* [ACTION ITEM]: In the entries below, find the line with "HRTEM-like image of" and the line with "lattice spacings pass?". Return those two lines and all lines between them, exactly.

* [PROVIDED RECORDS]:
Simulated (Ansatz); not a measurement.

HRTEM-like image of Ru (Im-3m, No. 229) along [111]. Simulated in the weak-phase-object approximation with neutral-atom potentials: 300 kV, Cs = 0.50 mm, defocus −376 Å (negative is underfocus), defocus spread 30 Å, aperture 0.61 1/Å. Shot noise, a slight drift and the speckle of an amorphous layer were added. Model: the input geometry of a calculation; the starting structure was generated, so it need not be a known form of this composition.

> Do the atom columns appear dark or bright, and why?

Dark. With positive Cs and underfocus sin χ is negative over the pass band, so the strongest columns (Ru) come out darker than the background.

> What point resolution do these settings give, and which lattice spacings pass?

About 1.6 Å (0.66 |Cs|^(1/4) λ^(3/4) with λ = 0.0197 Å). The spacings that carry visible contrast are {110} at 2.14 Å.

* [WRITTEN ANSWER]:
HRTEM-like image of Ru (Im-3m, No. 229) along [111]. Simulated in the weak-phase-object approximation with neutral-atom potentials: 300 kV, Cs = 0.50 mm, defocus −376 Å (negative is underfocus), defocus spread 30 Å, aperture 0.61 1/Å. Shot noise, a slight drift and the speckle of an amorphous layer were added. Model: the input geometry of a calculation; the starting structure was generated, so it need not be a known form of this composition.

> Do the atom columns appear dark or bright, and why?

Dark. With positive Cs and underfocus sin χ is negative over the pass band, so the strongest columns (Ru) come out darker than the background.

> What point resolution do these settings give, and which lattice spacings pass?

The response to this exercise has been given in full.